= = =

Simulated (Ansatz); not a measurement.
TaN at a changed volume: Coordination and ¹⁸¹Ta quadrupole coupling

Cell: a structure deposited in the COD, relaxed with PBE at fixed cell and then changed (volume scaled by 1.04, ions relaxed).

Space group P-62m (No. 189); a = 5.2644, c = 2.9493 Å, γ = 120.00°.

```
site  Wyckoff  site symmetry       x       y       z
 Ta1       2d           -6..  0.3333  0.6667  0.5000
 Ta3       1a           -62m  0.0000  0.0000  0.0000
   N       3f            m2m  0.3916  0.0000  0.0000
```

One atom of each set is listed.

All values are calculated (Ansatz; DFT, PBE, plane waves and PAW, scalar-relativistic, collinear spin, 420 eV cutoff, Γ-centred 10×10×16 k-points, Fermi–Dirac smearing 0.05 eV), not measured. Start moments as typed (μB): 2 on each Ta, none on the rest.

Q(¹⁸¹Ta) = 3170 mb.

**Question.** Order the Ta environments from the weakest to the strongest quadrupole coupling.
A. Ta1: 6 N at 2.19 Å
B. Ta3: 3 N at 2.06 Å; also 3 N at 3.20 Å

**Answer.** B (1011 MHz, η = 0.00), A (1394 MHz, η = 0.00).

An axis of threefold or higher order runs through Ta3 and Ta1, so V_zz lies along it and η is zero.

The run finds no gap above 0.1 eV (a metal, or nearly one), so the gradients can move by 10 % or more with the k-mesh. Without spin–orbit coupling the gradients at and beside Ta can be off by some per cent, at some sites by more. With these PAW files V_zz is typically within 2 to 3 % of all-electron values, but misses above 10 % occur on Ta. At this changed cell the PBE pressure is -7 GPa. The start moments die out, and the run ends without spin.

= = =

§ Action item:
Starting with the first line of the listing above and ending with the line that holds "An axis of threefold", return those lines exactly as written, both included.

§ Written answer:
Simulated (Ansatz); not a measurement.
TaN at a changed volume: Coordination and ¹⁸¹Ta quadrupole coupling

Cell: a structure deposited in the COD, relaxed with PBE at fixed cell and then changed (volume scaled by 1.04, ions relaxed).

Space group P-62m (No. 189); a = 5.2644, c = 2.9493 Å, γ = 120.00°.

```
site  Wyckoff  site symmetry       x       y       z
 Ta1       2d           -6..  0.3333  0.6667  0.5000
 Ta3       1a           -62m  0.0000  0.0000  0.0000
   N       3f            m2m  0.3916  0.0000  0.0000
```

One atom of each set is listed.

All values are calculated (Ansatz; DFT, PBE, plane waves and PAW, scalar-relativistic, collinear spin, 420 eV cutoff, Γ-centred 10×10×16 k-points, Fermi–Dirac smearing 0.05 eV), not measured. Start moments as typed (μB): 2 on each Ta, none on the rest.

Q(¹⁸¹Ta) = 3170 mb.

**Question.** Order the Ta environments from the weakest to the strongest quadrupole coupling.
A. Ta1: 6 N at 2.19 Å
B. Ta3: 3 N at 2.06 Å; also 3 N at 3.20 Å

**Answer.** B (1011 MHz, η = 0.00), A (1394 MHz, η = 0.00).

An axis of threefold or higher order runs through Ta3 and Ta1, so V_zz lies along it and η is zero.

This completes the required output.